**Requirement:** Print the records exactly. Miss nothing.

**Material provided:**
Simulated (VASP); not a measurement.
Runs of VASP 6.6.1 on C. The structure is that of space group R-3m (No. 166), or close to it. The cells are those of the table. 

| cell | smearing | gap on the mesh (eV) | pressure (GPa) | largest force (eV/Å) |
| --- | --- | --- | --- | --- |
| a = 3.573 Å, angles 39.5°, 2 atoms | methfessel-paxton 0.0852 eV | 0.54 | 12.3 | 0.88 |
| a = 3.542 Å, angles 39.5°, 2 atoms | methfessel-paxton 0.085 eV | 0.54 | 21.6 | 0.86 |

**Response box:**
Simulated (VASP); not a measurement.
Runs of VASP 6.6.1 on C. The structure is that of space group R-3m (No. 166), or close to it. The cells are those of the table. 

| cell | smearing | gap on the mesh (eV) | pressure (GPa) | largest force (eV/Å) |
| --- | --- | --- | --- | --- |
| a = 3.573 Å, angles 39.5°, 2 atoms | methfessel-paxton 0.0852 eV | 0.54 | 12.3 | 0.88 |
| a = 3.542 Å, angles 39.5°, 2 atoms | methfessel-paxton 0.085 eV | 0.54 | 21.6 | 0.86 |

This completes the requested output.